Supplied data:
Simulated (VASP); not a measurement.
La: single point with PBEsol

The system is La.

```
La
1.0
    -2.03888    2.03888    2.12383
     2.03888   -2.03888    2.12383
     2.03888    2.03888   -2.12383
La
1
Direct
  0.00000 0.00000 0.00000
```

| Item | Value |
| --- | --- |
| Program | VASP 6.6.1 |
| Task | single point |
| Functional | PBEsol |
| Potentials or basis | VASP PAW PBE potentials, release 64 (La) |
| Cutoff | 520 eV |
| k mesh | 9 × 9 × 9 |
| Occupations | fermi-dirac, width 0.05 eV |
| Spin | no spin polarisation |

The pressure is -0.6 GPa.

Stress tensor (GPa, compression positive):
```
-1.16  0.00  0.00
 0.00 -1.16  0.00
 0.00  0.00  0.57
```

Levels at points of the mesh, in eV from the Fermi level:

Requirement:
The response should hold exactly the lines starting at the line with "Item | Value |" and ending at the line with "spin polarisation |", and no other line of the material above.

Exercise solution:
| Item | Value |
| --- | --- |
| Program | VASP 6.6.1 |
| Task | single point |
| Functional | PBEsol |
| Potentials or basis | VASP PAW PBE potentials, release 64 (La) |
| Cutoff | 520 eV |
| k mesh | 9 × 9 × 9 |
| Occupations | fermi-dirac, width 0.05 eV |
| Spin | no spin polarisation |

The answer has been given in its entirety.